Retype verbatim the lines of the listing, from the very first through the line with "The cell holds".

- - - - - - -

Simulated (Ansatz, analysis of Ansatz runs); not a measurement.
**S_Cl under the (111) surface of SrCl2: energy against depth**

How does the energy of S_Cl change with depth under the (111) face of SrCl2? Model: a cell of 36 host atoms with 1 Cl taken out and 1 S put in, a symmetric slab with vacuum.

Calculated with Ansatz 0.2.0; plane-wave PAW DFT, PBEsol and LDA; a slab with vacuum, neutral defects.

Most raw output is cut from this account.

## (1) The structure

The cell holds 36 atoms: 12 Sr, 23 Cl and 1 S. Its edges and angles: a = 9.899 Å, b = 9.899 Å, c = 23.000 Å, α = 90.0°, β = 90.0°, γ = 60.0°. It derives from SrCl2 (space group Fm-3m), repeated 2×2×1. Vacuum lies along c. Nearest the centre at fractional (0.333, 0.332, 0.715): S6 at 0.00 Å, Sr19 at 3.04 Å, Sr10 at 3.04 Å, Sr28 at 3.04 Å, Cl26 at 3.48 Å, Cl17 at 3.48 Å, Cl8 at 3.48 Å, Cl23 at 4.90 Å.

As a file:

- - - - - - -

◆ Task result
Simulated (Ansatz, analysis of Ansatz runs); not a measurement.
**S_Cl under the (111) surface of SrCl2: energy against depth**

How does the energy of S_Cl change with depth under the (111) face of SrCl2? Model: a cell of 36 host atoms with 1 Cl taken out and 1 S put in, a symmetric slab with vacuum.

Calculated with Ansatz 0.2.0; plane-wave PAW DFT, PBEsol and LDA; a slab with vacuum, neutral defects.

Most raw output is cut from this account.

## (1) The structure

The cell holds 36 atoms: 12 Sr, 23 Cl and 1 S. Its edges and angles: a = 9.899 Å, b = 9.899 Å, c = 23.000 Å, α = 90.0°, β = 90.0°, γ = 60.0°. It derives from SrCl2 (space group Fm-3m), repeated 2×2×1. Vacuum lies along c. Nearest the centre at fractional (0.333, 0.332, 0.715): S6 at 0.00 Å, Sr19 at 3.04 Å, Sr10 at 3.04 Å, Sr28 at 3.04 Å, Cl26 at 3.48 Å, Cl17 at 3.48 Å, Cl8 at 3.48 Å, Cl23 at 4.90 Å.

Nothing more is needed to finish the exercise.